▶ _Brief_: Up to and including the line containing "Task: Only the", set down each line of the entries below exactly, starting from the first, and leave out the rest.

▶ _Information shown_:
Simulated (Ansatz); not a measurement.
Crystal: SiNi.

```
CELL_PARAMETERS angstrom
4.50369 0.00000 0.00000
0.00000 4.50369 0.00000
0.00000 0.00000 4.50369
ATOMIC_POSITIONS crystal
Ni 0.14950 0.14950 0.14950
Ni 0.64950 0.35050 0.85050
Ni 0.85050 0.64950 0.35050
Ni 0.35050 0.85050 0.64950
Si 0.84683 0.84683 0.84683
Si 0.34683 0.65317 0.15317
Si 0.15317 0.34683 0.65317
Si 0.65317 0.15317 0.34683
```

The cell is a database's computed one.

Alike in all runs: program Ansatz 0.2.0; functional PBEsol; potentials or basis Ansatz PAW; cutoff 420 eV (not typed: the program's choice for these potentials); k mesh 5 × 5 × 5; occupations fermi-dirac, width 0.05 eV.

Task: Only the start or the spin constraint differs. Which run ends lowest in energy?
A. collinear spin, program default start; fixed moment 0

▶ _Solution_:
Simulated (Ansatz); not a measurement.
Crystal: SiNi.

```
CELL_PARAMETERS angstrom
4.50369 0.00000 0.00000
0.00000 4.50369 0.00000
0.00000 0.00000 4.50369
ATOMIC_POSITIONS crystal
Ni 0.14950 0.14950 0.14950
Ni 0.64950 0.35050 0.85050
Ni 0.85050 0.64950 0.35050
Ni 0.35050 0.85050 0.64950
Si 0.84683 0.84683 0.84683
Si 0.34683 0.65317 0.15317
Si 0.15317 0.34683 0.65317
Si 0.65317 0.15317 0.34683
```

The cell is a database's computed one.

Alike in all runs: program Ansatz 0.2.0; functional PBEsol; potentials or basis Ansatz PAW; cutoff 420 eV (not typed: the program's choice for these potentials); k mesh 5 × 5 × 5; occupations fermi-dirac, width 0.05 eV.

Task: Only the start or the spin constraint differs. Which run ends lowest in energy?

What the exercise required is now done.